== Work item ==
Where the line containing "The first step" appears, end your copy; everything from the first line of the records below up to and including it must be reproduced exactly.

== Source data ==
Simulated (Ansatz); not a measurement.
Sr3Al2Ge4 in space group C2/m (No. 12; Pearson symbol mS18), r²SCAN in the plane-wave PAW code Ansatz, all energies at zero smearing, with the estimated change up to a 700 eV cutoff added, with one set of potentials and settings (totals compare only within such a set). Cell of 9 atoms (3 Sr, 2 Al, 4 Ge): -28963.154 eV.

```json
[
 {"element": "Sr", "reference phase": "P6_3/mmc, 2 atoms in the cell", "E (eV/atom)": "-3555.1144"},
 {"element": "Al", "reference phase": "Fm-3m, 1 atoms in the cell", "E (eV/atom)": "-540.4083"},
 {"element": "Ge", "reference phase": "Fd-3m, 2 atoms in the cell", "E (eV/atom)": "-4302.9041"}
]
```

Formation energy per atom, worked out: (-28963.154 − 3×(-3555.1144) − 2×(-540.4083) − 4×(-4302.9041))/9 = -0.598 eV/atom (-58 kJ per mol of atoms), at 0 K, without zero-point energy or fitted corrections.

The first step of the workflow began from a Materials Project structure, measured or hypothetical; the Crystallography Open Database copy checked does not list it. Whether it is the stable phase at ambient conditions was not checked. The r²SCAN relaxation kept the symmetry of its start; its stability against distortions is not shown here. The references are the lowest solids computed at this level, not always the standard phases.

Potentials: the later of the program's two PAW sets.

== Answer section ==
Simulated (Ansatz); not a measurement.
Sr3Al2Ge4 in space group C2/m (No. 12; Pearson symbol mS18), r²SCAN in the plane-wave PAW code Ansatz, all energies at zero smearing, with the estimated change up to a 700 eV cutoff added, with one set of potentials and settings (totals compare only within such a set). Cell of 9 atoms (3 Sr, 2 Al, 4 Ge): -28963.154 eV.

```json
[
 {"element": "Sr", "reference phase": "P6_3/mmc, 2 atoms in the cell", "E (eV/atom)": "-3555.1144"},
 {"element": "Al", "reference phase": "Fm-3m, 1 atoms in the cell", "E (eV/atom)": "-540.4083"},
 {"element": "Ge", "reference phase": "Fd-3m, 2 atoms in the cell", "E (eV/atom)": "-4302.9041"}
]
```

Formation energy per atom, worked out: (-28963.154 − 3×(-3555.1144) − 2×(-540.4083) − 4×(-4302.9041))/9 = -0.598 eV/atom (-58 kJ per mol of atoms), at 0 K, without zero-point energy or fitted corrections.

The first step of the workflow began from a Materials Project structure, measured or hypothetical; the Crystallography Open Database copy checked does not list it. Whether it is the stable phase at ambient conditions was not checked. The r²SCAN relaxation kept the symmetry of its start; its stability against distortions is not shown here. The references are the lowest solids computed at this level, not always the standard phases.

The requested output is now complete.